Work instruction: Your answer should be the full listing, copied word for word.

....
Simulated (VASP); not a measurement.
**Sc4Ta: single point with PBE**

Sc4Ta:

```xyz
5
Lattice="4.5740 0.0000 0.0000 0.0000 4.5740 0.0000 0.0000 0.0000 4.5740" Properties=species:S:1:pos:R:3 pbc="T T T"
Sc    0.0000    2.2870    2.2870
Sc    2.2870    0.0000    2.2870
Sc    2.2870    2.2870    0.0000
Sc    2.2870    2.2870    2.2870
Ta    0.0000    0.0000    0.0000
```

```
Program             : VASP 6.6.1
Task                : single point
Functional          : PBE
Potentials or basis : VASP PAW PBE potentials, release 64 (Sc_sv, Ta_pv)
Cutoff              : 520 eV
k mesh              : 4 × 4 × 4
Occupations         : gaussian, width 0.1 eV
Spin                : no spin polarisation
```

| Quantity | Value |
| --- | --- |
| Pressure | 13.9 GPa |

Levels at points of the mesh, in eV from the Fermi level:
....

Response:
Simulated (VASP); not a measurement.
**Sc4Ta: single point with PBE**

Sc4Ta:

```xyz
5
Lattice="4.5740 0.0000 0.0000 0.0000 4.5740 0.0000 0.0000 0.0000 4.5740" Properties=species:S:1:pos:R:3 pbc="T T T"
Sc    0.0000    2.2870    2.2870
Sc    2.2870    0.0000    2.2870
Sc    2.2870    2.2870    0.0000
Sc    2.2870    2.2870    2.2870
Ta    0.0000    0.0000    0.0000
```

```
Program             : VASP 6.6.1
Task                : single point
Functional          : PBE
Potentials or basis : VASP PAW PBE potentials, release 64 (Sc_sv, Ta_pv)
Cutoff              : 520 eV
k mesh              : 4 × 4 × 4
Occupations         : gaussian, width 0.1 eV
Spin                : no spin polarisation
```

| Quantity | Value |
| --- | --- |
| Pressure | 13.9 GPa |

Levels at points of the mesh, in eV from the Fermi level:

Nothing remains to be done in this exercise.